[Start of section]
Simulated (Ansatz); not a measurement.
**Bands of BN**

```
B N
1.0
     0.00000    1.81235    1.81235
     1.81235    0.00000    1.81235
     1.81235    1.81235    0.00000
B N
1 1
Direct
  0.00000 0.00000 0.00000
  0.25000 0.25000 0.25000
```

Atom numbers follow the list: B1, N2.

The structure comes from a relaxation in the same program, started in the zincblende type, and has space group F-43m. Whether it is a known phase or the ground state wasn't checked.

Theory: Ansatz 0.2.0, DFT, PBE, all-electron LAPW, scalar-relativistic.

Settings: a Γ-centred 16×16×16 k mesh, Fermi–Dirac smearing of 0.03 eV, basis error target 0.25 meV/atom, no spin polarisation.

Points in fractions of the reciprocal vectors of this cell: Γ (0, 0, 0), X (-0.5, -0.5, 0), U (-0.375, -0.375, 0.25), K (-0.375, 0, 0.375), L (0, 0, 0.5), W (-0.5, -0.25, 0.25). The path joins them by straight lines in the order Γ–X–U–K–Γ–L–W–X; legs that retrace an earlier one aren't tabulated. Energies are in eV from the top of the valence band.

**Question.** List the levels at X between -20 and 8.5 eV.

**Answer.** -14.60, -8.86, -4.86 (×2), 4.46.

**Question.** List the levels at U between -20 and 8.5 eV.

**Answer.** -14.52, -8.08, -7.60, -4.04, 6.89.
[End of section]

▶ [ASSIGNED TASK]: If a line comes after the one that contains "The structure comes", leave it out; return every line of the entries up to that point exactly, starting with the first, with that line included.

▶ [WRITTEN SOLUTION]:
Simulated (Ansatz); not a measurement.
**Bands of BN**

```
B N
1.0
     0.00000    1.81235    1.81235
     1.81235    0.00000    1.81235
     1.81235    1.81235    0.00000
B N
1 1
Direct
  0.00000 0.00000 0.00000
  0.25000 0.25000 0.25000
```

Atom numbers follow the list: B1, N2.

The structure comes from a relaxation in the same program, started in the zincblende type, and has space group F-43m. Whether it is a known phase or the ground state wasn't checked.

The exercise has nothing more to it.